■ ■ ■ ■ ■ ■ ■

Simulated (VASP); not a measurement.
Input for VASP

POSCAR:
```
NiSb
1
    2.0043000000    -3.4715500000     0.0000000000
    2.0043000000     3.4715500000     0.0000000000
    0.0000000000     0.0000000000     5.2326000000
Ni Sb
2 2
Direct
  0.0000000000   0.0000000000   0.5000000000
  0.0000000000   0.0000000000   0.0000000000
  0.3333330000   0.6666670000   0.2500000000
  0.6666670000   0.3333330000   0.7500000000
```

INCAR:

■ ■ ■ ■ ■ ■ ■

Work item: Word for word, give the records again.

Expected answer:
Simulated (VASP); not a measurement.
Input for VASP

POSCAR:
```
NiSb
1
    2.0043000000    -3.4715500000     0.0000000000
    2.0043000000     3.4715500000     0.0000000000
    0.0000000000     0.0000000000     5.2326000000
Ni Sb
2 2
Direct
  0.0000000000   0.0000000000   0.5000000000
  0.0000000000   0.0000000000   0.0000000000
  0.3333330000   0.6666670000   0.2500000000
  0.6666670000   0.3333330000   0.7500000000
```

INCAR:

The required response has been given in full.